> _EXERCISE_
Everything in the data below should be restated word for word.

☆ ☆ ☆ ☆ ☆

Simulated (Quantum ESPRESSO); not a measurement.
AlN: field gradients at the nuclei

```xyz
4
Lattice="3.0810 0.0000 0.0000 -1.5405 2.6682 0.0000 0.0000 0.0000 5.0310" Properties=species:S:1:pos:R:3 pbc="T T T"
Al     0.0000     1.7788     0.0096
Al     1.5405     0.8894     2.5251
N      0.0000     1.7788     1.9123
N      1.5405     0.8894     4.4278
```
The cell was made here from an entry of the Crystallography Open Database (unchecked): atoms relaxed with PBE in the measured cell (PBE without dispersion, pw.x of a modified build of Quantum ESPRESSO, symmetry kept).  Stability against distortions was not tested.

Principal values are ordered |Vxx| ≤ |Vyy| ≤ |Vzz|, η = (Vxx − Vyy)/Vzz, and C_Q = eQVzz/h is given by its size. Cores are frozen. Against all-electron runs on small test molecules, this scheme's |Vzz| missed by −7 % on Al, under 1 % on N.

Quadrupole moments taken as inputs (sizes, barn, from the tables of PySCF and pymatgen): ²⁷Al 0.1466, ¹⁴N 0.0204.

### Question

☆ ☆ ☆ ☆ ☆

> _ANSWER SPACE_
Simulated (Quantum ESPRESSO); not a measurement.
AlN: field gradients at the nuclei

```xyz
4
Lattice="3.0810 0.0000 0.0000 -1.5405 2.6682 0.0000 0.0000 0.0000 5.0310" Properties=species:S:1:pos:R:3 pbc="T T T"
Al     0.0000     1.7788     0.0096
Al     1.5405     0.8894     2.5251
N      0.0000     1.7788     1.9123
N      1.5405     0.8894     4.4278
```
The cell was made here from an entry of the Crystallography Open Database (unchecked): atoms relaxed with PBE in the measured cell (PBE without dispersion, pw.x of a modified build of Quantum ESPRESSO, symmetry kept).  Stability against distortions was not tested.

Principal values are ordered |Vxx| ≤ |Vyy| ≤ |Vzz|, η = (Vxx − Vyy)/Vzz, and C_Q = eQVzz/h is given by its size. Cores are frozen. Against all-electron runs on small test molecules, this scheme's |Vzz| missed by −7 % on Al, under 1 % on N.

Quadrupole moments taken as inputs (sizes, barn, from the tables of PySCF and pymatgen): ²⁷Al 0.1466, ¹⁴N 0.0204.

### Question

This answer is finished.